▸ Dataset content
........

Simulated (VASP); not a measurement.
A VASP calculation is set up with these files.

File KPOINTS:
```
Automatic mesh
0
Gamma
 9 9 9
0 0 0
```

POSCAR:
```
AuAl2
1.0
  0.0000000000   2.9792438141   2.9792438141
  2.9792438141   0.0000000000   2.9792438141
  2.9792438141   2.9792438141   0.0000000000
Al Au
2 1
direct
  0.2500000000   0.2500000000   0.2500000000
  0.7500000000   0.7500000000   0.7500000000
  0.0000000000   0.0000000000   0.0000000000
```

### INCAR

........

▸ Required action
The answer must be the full listing, returned exactly as given.

▸ Exercise solution
Simulated (VASP); not a measurement.
A VASP calculation is set up with these files.

File KPOINTS:
```
Automatic mesh
0
Gamma
 9 9 9
0 0 0
```

POSCAR:
```
AuAl2
1.0
  0.0000000000   2.9792438141   2.9792438141
  2.9792438141   0.0000000000   2.9792438141
  2.9792438141   2.9792438141   0.0000000000
Al Au
2 1
direct
  0.2500000000   0.2500000000   0.2500000000
  0.7500000000   0.7500000000   0.7500000000
  0.0000000000   0.0000000000   0.0000000000
```

### INCAR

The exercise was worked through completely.